- **REQUIREMENT**: Copying exactly, give the lines in the material below from the one with "Second derivatives magnify" to the one with "Numbers of over", ends included, and nothing besides.

───── MATERIAL SUPPLIED ─────

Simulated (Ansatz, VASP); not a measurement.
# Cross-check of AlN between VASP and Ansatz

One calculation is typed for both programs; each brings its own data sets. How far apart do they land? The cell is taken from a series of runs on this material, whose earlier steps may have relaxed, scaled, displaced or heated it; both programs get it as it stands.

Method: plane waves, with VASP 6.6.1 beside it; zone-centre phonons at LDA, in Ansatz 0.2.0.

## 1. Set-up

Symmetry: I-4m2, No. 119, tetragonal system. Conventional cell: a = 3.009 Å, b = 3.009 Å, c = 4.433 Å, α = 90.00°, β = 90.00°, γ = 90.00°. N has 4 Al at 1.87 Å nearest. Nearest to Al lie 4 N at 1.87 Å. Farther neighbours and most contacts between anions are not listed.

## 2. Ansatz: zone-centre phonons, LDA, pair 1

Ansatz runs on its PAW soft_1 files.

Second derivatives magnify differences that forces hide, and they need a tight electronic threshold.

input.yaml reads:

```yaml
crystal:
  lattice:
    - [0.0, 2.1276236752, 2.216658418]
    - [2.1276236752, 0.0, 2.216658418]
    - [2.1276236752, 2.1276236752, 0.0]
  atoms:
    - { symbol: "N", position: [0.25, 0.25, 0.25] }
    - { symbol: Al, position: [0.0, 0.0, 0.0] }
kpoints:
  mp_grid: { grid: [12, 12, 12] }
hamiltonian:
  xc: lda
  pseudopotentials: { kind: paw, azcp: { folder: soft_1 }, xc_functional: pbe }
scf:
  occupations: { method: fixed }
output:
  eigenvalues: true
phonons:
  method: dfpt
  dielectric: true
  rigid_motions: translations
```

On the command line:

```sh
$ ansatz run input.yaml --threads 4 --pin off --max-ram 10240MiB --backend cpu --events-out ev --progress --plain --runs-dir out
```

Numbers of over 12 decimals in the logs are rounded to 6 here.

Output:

─────

- **TASK RESPONSE**:
Second derivatives magnify differences that forces hide, and they need a tight electronic threshold.

input.yaml reads:

```yaml
crystal:
  lattice:
    - [0.0, 2.1276236752, 2.216658418]
    - [2.1276236752, 0.0, 2.216658418]
    - [2.1276236752, 2.1276236752, 0.0]
  atoms:
    - { symbol: "N", position: [0.25, 0.25, 0.25] }
    - { symbol: Al, position: [0.0, 0.0, 0.0] }
kpoints:
  mp_grid: { grid: [12, 12, 12] }
hamiltonian:
  xc: lda
  pseudopotentials: { kind: paw, azcp: { folder: soft_1 }, xc_functional: pbe }
scf:
  occupations: { method: fixed }
output:
  eigenvalues: true
phonons:
  method: dfpt
  dielectric: true
  rigid_motions: translations
```

On the command line:

```sh
$ ansatz run input.yaml --threads 4 --pin off --max-ram 10240MiB --backend cpu --events-out ev --progress --plain --runs-dir out
```

Numbers of over 12 decimals in the logs are rounded to 6 here.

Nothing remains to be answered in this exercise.